-------

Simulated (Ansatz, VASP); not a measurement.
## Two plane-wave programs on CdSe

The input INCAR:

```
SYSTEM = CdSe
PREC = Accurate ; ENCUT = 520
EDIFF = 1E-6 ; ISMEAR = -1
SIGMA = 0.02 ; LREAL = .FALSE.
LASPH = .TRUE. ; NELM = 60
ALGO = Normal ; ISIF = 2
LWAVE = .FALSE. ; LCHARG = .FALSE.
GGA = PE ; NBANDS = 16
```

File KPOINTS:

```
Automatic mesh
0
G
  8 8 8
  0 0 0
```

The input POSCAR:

-------

*Assigned task*:
Write out the data again in full. Match it exactly.

*Written answer*:
Simulated (Ansatz, VASP); not a measurement.
## Two plane-wave programs on CdSe

The input INCAR:

```
SYSTEM = CdSe
PREC = Accurate ; ENCUT = 520
EDIFF = 1E-6 ; ISMEAR = -1
SIGMA = 0.02 ; LREAL = .FALSE.
LASPH = .TRUE. ; NELM = 60
ALGO = Normal ; ISIF = 2
LWAVE = .FALSE. ; LCHARG = .FALSE.
GGA = PE ; NBANDS = 16
```

File KPOINTS:

```
Automatic mesh
0
G
  8 8 8
  0 0 0
```

The input POSCAR:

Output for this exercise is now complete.